**Information provided:**
========================
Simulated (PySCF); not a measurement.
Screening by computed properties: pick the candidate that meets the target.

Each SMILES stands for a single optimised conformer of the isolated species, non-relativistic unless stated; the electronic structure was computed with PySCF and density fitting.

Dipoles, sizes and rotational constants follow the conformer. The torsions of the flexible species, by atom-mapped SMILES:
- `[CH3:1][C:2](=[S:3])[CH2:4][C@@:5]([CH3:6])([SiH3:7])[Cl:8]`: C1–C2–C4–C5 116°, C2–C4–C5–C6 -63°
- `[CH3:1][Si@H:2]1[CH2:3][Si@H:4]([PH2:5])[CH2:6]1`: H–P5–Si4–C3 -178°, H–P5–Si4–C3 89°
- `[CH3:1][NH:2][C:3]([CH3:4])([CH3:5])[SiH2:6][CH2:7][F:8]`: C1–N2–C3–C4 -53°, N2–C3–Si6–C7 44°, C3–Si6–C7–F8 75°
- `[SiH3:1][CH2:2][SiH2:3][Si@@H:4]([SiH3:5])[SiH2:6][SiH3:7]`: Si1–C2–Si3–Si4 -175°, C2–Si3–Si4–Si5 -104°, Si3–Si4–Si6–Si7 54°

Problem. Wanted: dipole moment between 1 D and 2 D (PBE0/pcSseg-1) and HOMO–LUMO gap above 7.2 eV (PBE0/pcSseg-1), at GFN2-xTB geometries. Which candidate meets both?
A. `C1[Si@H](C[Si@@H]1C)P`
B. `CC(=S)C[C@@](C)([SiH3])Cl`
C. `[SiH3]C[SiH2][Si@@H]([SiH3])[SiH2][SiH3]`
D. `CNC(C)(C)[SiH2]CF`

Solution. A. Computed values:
========================

Please copy, exactly and with nothing else, the lines above beginning at the line that has "-178°, H–P5–Si4–C3 89°" and ending with the line that has "44°, C3–Si6–C7–F8 75°".

**Task solution:**
- `[CH3:1][Si@H:2]1[CH2:3][Si@H:4]([PH2:5])[CH2:6]1`: H–P5–Si4–C3 -178°, H–P5–Si4–C3 89°
- `[CH3:1][NH:2][C:3]([CH3:4])([CH3:5])[SiH2:6][CH2:7][F:8]`: C1–N2–C3–C4 -53°, N2–C3–Si6–C7 44°, C3–Si6–C7–F8 75°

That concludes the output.